WORK REQUEST >> Copy exactly, please, the lines of the data from its start through the line containing "Answer: It converged.".

---------- AVAILABLE DATA ----------
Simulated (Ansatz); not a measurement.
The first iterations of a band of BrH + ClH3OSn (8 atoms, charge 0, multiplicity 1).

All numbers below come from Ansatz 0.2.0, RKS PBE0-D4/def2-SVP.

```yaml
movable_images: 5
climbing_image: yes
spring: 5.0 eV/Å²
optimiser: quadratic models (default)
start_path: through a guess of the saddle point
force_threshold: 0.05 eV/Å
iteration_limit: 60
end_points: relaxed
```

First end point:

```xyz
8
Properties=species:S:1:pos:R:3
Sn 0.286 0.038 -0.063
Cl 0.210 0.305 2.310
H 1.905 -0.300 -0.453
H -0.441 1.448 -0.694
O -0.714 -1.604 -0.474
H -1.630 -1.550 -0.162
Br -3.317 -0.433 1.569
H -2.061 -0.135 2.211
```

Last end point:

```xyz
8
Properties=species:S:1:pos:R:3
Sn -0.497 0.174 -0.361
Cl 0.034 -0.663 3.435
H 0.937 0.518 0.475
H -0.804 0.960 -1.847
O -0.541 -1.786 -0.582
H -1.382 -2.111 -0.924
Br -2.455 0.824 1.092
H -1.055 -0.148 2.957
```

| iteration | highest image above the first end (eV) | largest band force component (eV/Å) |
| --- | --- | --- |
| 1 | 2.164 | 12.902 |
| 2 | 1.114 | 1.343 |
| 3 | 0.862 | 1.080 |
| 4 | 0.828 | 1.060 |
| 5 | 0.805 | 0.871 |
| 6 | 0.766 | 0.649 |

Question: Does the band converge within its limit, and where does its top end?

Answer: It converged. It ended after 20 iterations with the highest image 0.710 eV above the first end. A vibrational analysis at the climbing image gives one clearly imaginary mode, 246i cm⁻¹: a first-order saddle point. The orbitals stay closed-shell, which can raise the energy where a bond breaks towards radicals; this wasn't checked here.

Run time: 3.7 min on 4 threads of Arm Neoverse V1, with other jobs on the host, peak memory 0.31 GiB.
----------

TASK RESPONSE >>
Simulated (Ansatz); not a measurement.
The first iterations of a band of BrH + ClH3OSn (8 atoms, charge 0, multiplicity 1).

All numbers below come from Ansatz 0.2.0, RKS PBE0-D4/def2-SVP.

```yaml
movable_images: 5
climbing_image: yes
spring: 5.0 eV/Å²
optimiser: quadratic models (default)
start_path: through a guess of the saddle point
force_threshold: 0.05 eV/Å
iteration_limit: 60
end_points: relaxed
```

First end point:

```xyz
8
Properties=species:S:1:pos:R:3
Sn 0.286 0.038 -0.063
Cl 0.210 0.305 2.310
H 1.905 -0.300 -0.453
H -0.441 1.448 -0.694
O -0.714 -1.604 -0.474
H -1.630 -1.550 -0.162
Br -3.317 -0.433 1.569
H -2.061 -0.135 2.211
```

Last end point:

```xyz
8
Properties=species:S:1:pos:R:3
Sn -0.497 0.174 -0.361
Cl 0.034 -0.663 3.435
H 0.937 0.518 0.475
H -0.804 0.960 -1.847
O -0.541 -1.786 -0.582
H -1.382 -2.111 -0.924
Br -2.455 0.824 1.092
H -1.055 -0.148 2.957
```

| iteration | highest image above the first end (eV) | largest band force component (eV/Å) |
| --- | --- | --- |
| 1 | 2.164 | 12.902 |
| 2 | 1.114 | 1.343 |
| 3 | 0.862 | 1.080 |
| 4 | 0.828 | 1.060 |
| 5 | 0.805 | 0.871 |
| 6 | 0.766 | 0.649 |

Question: Does the band converge within its limit, and where does its top end?

Answer: It converged. It ended after 20 iterations with the highest image 0.710 eV above the first end. A vibrational analysis at the climbing image gives one clearly imaginary mode, 246i cm⁻¹: a first-order saddle point. The orbitals stay closed-shell, which can raise the energy where a bond breaks towards radicals; this wasn't checked here.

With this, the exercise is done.